# Data supplied
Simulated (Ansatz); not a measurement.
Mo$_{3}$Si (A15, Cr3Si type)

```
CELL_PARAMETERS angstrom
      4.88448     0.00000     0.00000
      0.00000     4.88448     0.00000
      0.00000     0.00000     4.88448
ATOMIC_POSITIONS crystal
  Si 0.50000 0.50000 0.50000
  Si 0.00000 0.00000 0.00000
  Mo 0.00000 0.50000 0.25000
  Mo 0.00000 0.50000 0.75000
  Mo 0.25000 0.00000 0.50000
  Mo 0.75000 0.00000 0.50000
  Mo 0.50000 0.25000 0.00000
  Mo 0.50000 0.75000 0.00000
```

# Work item
Nothing in the records above may be left out when you repeat them exactly.

# Your response
Simulated (Ansatz); not a measurement.
Mo$_{3}$Si (A15, Cr3Si type)

```
CELL_PARAMETERS angstrom
      4.88448     0.00000     0.00000
      0.00000     4.88448     0.00000
      0.00000     0.00000     4.88448
ATOMIC_POSITIONS crystal
  Si 0.50000 0.50000 0.50000
  Si 0.00000 0.00000 0.00000
  Mo 0.00000 0.50000 0.25000
  Mo 0.00000 0.50000 0.75000
  Mo 0.25000 0.00000 0.50000
  Mo 0.75000 0.00000 0.50000
  Mo 0.50000 0.25000 0.00000
  Mo 0.50000 0.75000 0.00000
```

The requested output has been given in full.